MATERIAL SUPPLIED below:

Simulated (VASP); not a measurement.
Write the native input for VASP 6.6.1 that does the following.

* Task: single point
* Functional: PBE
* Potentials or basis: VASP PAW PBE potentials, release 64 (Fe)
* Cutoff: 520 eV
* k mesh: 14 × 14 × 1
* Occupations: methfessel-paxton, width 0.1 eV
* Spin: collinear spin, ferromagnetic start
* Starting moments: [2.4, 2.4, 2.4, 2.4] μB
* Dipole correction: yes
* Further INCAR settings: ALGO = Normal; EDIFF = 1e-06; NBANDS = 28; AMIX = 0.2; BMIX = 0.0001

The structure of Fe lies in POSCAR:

End of MATERIAL SUPPLIED.

## [WORK INSTRUCTION]
Reproduce each entry above. Every word must match.

## [WORKED SOLUTION]
Simulated (VASP); not a measurement.
Write the native input for VASP 6.6.1 that does the following.

* Task: single point
* Functional: PBE
* Potentials or basis: VASP PAW PBE potentials, release 64 (Fe)
* Cutoff: 520 eV
* k mesh: 14 × 14 × 1
* Occupations: methfessel-paxton, width 0.1 eV
* Spin: collinear spin, ferromagnetic start
* Starting moments: [2.4, 2.4, 2.4, 2.4] μB
* Dipole correction: yes
* Further INCAR settings: ALGO = Normal; EDIFF = 1e-06; NBANDS = 28; AMIX = 0.2; BMIX = 0.0001

The structure of Fe lies in POSCAR:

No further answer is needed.